'''

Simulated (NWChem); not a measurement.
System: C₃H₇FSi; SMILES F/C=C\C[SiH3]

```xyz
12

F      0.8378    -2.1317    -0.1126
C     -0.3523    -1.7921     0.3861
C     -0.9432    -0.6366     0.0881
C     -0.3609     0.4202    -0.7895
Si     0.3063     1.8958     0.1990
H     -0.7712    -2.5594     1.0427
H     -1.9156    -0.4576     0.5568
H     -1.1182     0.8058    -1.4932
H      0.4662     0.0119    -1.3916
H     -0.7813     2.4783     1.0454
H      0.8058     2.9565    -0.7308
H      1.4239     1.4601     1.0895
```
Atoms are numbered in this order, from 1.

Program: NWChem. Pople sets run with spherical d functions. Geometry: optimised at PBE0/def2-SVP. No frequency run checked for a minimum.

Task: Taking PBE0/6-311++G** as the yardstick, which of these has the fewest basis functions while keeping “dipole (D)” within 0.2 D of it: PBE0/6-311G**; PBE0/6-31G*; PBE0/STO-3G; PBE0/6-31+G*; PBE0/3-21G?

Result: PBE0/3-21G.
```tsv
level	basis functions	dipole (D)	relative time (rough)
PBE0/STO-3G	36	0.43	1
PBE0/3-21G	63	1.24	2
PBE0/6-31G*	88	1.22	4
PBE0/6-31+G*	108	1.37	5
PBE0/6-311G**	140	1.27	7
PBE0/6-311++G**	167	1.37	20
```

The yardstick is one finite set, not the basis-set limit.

'''

→ **Activity**:
Return, word for word, every line from the top of the entries down to the line that holds "Atoms are numbered in this order, from 1.", both included.

→ **Response box**:
Simulated (NWChem); not a measurement.
System: C₃H₇FSi; SMILES F/C=C\C[SiH3]

```xyz
12

F      0.8378    -2.1317    -0.1126
C     -0.3523    -1.7921     0.3861
C     -0.9432    -0.6366     0.0881
C     -0.3609     0.4202    -0.7895
Si     0.3063     1.8958     0.1990
H     -0.7712    -2.5594     1.0427
H     -1.9156    -0.4576     0.5568
H     -1.1182     0.8058    -1.4932
H      0.4662     0.0119    -1.3916
H     -0.7813     2.4783     1.0454
H      0.8058     2.9565    -0.7308
H      1.4239     1.4601     1.0895
```
Atoms are numbered in this order, from 1.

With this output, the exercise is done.